Work instruction » Copying exactly, give the lines in the material below from the one with "Wanted: how far" to the one with "VASP 6.6.1, plane", ends included, and nothing besides.

Record set »
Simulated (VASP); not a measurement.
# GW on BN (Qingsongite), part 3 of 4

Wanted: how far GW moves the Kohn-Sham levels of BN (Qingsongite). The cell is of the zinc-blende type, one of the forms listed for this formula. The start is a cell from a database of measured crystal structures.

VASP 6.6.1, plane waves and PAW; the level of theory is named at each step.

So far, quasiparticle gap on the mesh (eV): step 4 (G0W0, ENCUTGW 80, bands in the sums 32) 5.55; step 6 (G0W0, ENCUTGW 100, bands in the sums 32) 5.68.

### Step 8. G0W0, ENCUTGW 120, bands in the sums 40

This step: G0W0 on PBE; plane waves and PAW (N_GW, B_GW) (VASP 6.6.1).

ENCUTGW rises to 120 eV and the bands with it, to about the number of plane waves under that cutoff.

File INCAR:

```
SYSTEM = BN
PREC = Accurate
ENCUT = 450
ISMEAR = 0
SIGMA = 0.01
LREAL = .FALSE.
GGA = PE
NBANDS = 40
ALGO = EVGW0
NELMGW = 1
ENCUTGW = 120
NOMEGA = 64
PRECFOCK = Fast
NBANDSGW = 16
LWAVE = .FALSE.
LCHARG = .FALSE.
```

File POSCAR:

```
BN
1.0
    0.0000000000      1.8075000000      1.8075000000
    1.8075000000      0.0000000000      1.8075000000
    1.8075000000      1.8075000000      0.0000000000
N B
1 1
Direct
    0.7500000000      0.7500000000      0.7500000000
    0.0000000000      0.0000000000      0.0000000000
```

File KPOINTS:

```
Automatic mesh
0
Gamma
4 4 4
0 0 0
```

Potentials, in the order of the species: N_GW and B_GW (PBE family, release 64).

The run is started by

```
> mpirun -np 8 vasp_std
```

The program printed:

Answer area »
Wanted: how far GW moves the Kohn-Sham levels of BN (Qingsongite). The cell is of the zinc-blende type, one of the forms listed for this formula. The start is a cell from a database of measured crystal structures.

VASP 6.6.1, plane waves and PAW; the level of theory is named at each step.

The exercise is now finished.